◆ **Work request**
Word for word, return every record that follows.

--*--

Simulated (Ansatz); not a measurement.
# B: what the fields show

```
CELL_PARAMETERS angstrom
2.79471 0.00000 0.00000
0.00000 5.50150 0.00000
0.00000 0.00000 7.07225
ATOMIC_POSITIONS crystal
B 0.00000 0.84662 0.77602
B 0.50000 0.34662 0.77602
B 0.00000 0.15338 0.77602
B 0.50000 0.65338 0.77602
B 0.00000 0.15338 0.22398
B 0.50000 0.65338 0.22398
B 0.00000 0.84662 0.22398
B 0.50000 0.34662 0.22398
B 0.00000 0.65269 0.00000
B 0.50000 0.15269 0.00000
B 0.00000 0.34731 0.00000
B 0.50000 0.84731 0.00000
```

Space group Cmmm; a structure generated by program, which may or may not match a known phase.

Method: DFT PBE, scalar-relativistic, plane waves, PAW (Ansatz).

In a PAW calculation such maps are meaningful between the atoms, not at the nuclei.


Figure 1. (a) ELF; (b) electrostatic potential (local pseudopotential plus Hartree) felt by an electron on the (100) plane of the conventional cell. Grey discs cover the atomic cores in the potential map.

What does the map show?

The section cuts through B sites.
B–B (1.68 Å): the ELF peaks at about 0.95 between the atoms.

--*--

◆ **Exercise output**
Simulated (Ansatz); not a measurement.
# B: what the fields show

```
CELL_PARAMETERS angstrom
2.79471 0.00000 0.00000
0.00000 5.50150 0.00000
0.00000 0.00000 7.07225
ATOMIC_POSITIONS crystal
B 0.00000 0.84662 0.77602
B 0.50000 0.34662 0.77602
B 0.00000 0.15338 0.77602
B 0.50000 0.65338 0.77602
B 0.00000 0.15338 0.22398
B 0.50000 0.65338 0.22398
B 0.00000 0.84662 0.22398
B 0.50000 0.34662 0.22398
B 0.00000 0.65269 0.00000
B 0.50000 0.15269 0.00000
B 0.00000 0.34731 0.00000
B 0.50000 0.84731 0.00000
```

Space group Cmmm; a structure generated by program, which may or may not match a known phase.

Method: DFT PBE, scalar-relativistic, plane waves, PAW (Ansatz).

In a PAW calculation such maps are meaningful between the atoms, not at the nuclei.


Figure 1. (a) ELF; (b) electrostatic potential (local pseudopotential plus Hartree) felt by an electron on the (100) plane of the conventional cell. Grey discs cover the atomic cores in the potential map.

What does the map show?

The section cuts through B sites.
B–B (1.68 Å): the ELF peaks at about 0.95 between the atoms.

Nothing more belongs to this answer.